• ACTIVITY:
Write out again the entries from the first line to the line that includes "Answer: (a) 2.2; (b) -0.7.", keeping both of those lines.

┌────────

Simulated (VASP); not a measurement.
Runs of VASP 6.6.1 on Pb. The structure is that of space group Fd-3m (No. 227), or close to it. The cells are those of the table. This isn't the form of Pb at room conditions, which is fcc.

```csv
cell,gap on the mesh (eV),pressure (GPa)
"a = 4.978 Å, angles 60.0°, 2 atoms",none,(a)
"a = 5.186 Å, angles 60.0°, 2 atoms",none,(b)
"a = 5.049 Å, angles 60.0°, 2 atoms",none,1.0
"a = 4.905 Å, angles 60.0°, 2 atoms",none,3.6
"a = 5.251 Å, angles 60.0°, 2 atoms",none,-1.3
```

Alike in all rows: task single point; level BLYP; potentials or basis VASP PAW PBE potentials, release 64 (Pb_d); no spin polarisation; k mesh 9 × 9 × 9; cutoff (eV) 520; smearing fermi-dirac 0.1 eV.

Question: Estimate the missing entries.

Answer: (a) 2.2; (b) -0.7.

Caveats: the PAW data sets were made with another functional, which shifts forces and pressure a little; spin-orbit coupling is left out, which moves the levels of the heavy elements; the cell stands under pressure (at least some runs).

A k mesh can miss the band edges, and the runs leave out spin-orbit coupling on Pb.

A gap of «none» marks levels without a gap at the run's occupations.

└────────

• ANSWER SECTION:
Simulated (VASP); not a measurement.
Runs of VASP 6.6.1 on Pb. The structure is that of space group Fd-3m (No. 227), or close to it. The cells are those of the table. This isn't the form of Pb at room conditions, which is fcc.

```csv
cell,gap on the mesh (eV),pressure (GPa)
"a = 4.978 Å, angles 60.0°, 2 atoms",none,(a)
"a = 5.186 Å, angles 60.0°, 2 atoms",none,(b)
"a = 5.049 Å, angles 60.0°, 2 atoms",none,1.0
"a = 4.905 Å, angles 60.0°, 2 atoms",none,3.6
"a = 5.251 Å, angles 60.0°, 2 atoms",none,-1.3
```

Alike in all rows: task single point; level BLYP; potentials or basis VASP PAW PBE potentials, release 64 (Pb_d); no spin polarisation; k mesh 9 × 9 × 9; cutoff (eV) 520; smearing fermi-dirac 0.1 eV.

Question: Estimate the missing entries.

Answer: (a) 2.2; (b) -0.7.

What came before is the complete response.